Recorded information
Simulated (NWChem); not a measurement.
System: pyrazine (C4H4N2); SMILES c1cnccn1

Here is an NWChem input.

Action item
Give back the entries above precisely as they appear.

Worked solution
Simulated (NWChem); not a measurement.
System: pyrazine (C4H4N2); SMILES c1cnccn1

Here is an NWChem input.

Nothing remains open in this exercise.